▸ **EXERCISE**
Reproduce exactly the lines below, from the first through the one containing "how much memory?", and nothing more.

▸ **EXCERPTED DATA**
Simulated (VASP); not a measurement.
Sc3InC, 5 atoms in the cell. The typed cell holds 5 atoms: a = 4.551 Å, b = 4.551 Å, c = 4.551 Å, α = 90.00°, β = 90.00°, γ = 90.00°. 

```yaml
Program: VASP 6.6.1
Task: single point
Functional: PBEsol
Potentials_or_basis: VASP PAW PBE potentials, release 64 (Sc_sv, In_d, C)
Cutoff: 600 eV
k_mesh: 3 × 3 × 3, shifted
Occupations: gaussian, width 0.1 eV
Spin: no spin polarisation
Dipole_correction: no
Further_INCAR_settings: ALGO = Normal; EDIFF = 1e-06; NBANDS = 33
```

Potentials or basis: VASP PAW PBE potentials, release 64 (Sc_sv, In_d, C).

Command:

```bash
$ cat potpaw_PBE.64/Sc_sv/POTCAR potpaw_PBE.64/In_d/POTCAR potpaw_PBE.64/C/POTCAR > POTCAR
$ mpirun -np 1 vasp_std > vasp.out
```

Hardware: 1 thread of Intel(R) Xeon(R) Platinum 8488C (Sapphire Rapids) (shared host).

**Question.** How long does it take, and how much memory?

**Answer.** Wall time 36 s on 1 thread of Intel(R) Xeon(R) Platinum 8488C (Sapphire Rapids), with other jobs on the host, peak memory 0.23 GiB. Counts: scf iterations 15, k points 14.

▸ **EXERCISE RESULT**
Simulated (VASP); not a measurement.
Sc3InC, 5 atoms in the cell. The typed cell holds 5 atoms: a = 4.551 Å, b = 4.551 Å, c = 4.551 Å, α = 90.00°, β = 90.00°, γ = 90.00°. 

```yaml
Program: VASP 6.6.1
Task: single point
Functional: PBEsol
Potentials_or_basis: VASP PAW PBE potentials, release 64 (Sc_sv, In_d, C)
Cutoff: 600 eV
k_mesh: 3 × 3 × 3, shifted
Occupations: gaussian, width 0.1 eV
Spin: no spin polarisation
Dipole_correction: no
Further_INCAR_settings: ALGO = Normal; EDIFF = 1e-06; NBANDS = 33
```

Potentials or basis: VASP PAW PBE potentials, release 64 (Sc_sv, In_d, C).

Command:

```bash
$ cat potpaw_PBE.64/Sc_sv/POTCAR potpaw_PBE.64/In_d/POTCAR potpaw_PBE.64/C/POTCAR > POTCAR
$ mpirun -np 1 vasp_std > vasp.out
```

Hardware: 1 thread of Intel(R) Xeon(R) Platinum 8488C (Sapphire Rapids) (shared host).

**Question.** How long does it take, and how much memory?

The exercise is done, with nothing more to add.